§ Supplied material
=== Section Start ===
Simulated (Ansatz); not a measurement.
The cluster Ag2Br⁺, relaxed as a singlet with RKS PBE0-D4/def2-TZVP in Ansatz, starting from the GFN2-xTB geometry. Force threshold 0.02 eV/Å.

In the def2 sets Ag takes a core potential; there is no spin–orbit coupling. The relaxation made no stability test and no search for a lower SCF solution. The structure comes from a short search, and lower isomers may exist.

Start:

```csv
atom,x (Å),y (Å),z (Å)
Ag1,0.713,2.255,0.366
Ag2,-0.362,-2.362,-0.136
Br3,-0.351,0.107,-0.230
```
=== Section End ===

§ Work request
Give the records again, complete and exact.

§ Problem solution
Simulated (Ansatz); not a measurement.
The cluster Ag2Br⁺, relaxed as a singlet with RKS PBE0-D4/def2-TZVP in Ansatz, starting from the GFN2-xTB geometry. Force threshold 0.02 eV/Å.

In the def2 sets Ag takes a core potential; there is no spin–orbit coupling. The relaxation made no stability test and no search for a lower SCF solution. The structure comes from a short search, and lower isomers may exist.

Start:

```csv
atom,x (Å),y (Å),z (Å)
Ag1,0.713,2.255,0.366
Ag2,-0.362,-2.362,-0.136
Br3,-0.351,0.107,-0.230
```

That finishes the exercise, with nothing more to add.